• ACTIVITY: The response must contain the complete data, printed exactly.

• DATA FOR REVIEW:
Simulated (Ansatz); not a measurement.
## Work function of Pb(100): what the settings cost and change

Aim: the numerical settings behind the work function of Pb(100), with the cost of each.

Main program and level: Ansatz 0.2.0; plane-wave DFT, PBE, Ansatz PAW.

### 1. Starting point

• RESPONSE AREA:
Simulated (Ansatz); not a measurement.
## Work function of Pb(100): what the settings cost and change

Aim: the numerical settings behind the work function of Pb(100), with the cost of each.

Main program and level: Ansatz 0.2.0; plane-wave DFT, PBE, Ansatz PAW.

### 1. Starting point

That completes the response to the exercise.